◆ ◆ ◆ ◆ ◆ ◆ ◆

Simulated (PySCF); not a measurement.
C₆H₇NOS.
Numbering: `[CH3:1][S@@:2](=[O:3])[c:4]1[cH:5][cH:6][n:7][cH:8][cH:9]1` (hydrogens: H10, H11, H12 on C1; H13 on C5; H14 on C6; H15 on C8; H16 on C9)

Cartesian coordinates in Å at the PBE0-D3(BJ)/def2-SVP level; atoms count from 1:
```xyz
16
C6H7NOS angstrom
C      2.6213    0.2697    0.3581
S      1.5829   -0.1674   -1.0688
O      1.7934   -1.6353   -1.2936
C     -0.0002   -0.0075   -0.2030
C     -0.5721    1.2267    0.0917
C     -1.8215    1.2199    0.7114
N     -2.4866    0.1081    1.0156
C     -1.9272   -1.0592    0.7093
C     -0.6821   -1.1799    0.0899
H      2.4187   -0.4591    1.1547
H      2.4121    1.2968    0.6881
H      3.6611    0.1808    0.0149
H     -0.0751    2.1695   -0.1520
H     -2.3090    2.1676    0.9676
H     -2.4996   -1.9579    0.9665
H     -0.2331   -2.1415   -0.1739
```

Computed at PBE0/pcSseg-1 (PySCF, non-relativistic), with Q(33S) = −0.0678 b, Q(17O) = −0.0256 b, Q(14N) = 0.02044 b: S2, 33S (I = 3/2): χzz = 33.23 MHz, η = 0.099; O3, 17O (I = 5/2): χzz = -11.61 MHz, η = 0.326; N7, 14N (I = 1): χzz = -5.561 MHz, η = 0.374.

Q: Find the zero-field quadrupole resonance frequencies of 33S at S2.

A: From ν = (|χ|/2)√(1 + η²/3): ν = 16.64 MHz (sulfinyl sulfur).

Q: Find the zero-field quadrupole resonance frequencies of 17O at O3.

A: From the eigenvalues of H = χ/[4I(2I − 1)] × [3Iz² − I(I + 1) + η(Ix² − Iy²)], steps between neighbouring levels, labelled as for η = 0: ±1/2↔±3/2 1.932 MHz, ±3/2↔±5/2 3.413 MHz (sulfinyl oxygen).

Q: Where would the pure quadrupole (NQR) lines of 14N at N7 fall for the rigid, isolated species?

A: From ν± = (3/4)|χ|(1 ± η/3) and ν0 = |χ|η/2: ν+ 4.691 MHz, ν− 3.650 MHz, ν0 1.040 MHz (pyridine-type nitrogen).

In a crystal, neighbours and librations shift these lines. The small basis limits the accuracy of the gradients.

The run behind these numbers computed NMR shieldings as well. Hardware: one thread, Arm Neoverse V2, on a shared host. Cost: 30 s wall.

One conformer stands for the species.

◆ ◆ ◆ ◆ ◆ ◆ ◆

**ACTION ITEM**
Reproduce the lines above, beginning at the line with "Q: Where would" and stopping after the line with "The run behind", exactly as they are.

**WRITTEN REPLY**
Q: Where would the pure quadrupole (NQR) lines of 14N at N7 fall for the rigid, isolated species?

A: From ν± = (3/4)|χ|(1 ± η/3) and ν0 = |χ|η/2: ν+ 4.691 MHz, ν− 3.650 MHz, ν0 1.040 MHz (pyridine-type nitrogen).

In a crystal, neighbours and librations shift these lines. The small basis limits the accuracy of the gradients.

The run behind these numbers computed NMR shieldings as well. Hardware: one thread, Arm Neoverse V2, on a shared host. Cost: 30 s wall.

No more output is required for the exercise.